ASSIGNED TASK> Write out exactly the lines of the entries below, from the first through the line containing "The structure is", and nothing beyond them.

DATASET EXTRACT>
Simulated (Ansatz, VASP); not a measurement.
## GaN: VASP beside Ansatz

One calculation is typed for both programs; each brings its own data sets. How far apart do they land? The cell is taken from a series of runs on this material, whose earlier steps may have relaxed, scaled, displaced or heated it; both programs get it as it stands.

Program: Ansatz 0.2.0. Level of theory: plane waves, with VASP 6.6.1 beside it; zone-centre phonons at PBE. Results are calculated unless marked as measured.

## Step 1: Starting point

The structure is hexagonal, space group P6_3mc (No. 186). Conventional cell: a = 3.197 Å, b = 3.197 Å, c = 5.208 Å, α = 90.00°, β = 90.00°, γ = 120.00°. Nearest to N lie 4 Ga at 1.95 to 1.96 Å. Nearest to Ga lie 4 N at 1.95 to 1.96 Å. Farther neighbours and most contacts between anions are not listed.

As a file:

ANSWER AREA>
Simulated (Ansatz, VASP); not a measurement.
## GaN: VASP beside Ansatz

One calculation is typed for both programs; each brings its own data sets. How far apart do they land? The cell is taken from a series of runs on this material, whose earlier steps may have relaxed, scaled, displaced or heated it; both programs get it as it stands.

Program: Ansatz 0.2.0. Level of theory: plane waves, with VASP 6.6.1 beside it; zone-centre phonons at PBE. Results are calculated unless marked as measured.

## Step 1: Starting point

The structure is hexagonal, space group P6_3mc (No. 186). Conventional cell: a = 3.197 Å, b = 3.197 Å, c = 5.208 Å, α = 90.00°, β = 90.00°, γ = 120.00°. Nearest to N lie 4 Ga at 1.95 to 1.96 Å. Nearest to Ga lie 4 N at 1.95 to 1.96 Å. Farther neighbours and most contacts between anions are not listed.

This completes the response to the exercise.